***** Data to examine
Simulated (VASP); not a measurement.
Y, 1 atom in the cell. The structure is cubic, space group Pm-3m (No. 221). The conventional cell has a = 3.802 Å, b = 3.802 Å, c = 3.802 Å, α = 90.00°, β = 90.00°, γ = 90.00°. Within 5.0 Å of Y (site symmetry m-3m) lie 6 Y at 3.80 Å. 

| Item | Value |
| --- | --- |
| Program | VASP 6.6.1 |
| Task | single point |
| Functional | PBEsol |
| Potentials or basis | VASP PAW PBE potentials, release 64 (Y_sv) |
**********

> **Brief**:
Nothing in the listing should change; repeat it in full.

> **Response area**:
Simulated (VASP); not a measurement.
Y, 1 atom in the cell. The structure is cubic, space group Pm-3m (No. 221). The conventional cell has a = 3.802 Å, b = 3.802 Å, c = 3.802 Å, α = 90.00°, β = 90.00°, γ = 90.00°. Within 5.0 Å of Y (site symmetry m-3m) lie 6 Y at 3.80 Å. 

| Item | Value |
| --- | --- |
| Program | VASP 6.6.1 |
| Task | single point |
| Functional | PBEsol |
| Potentials or basis | VASP PAW PBE potentials, release 64 (Y_sv) |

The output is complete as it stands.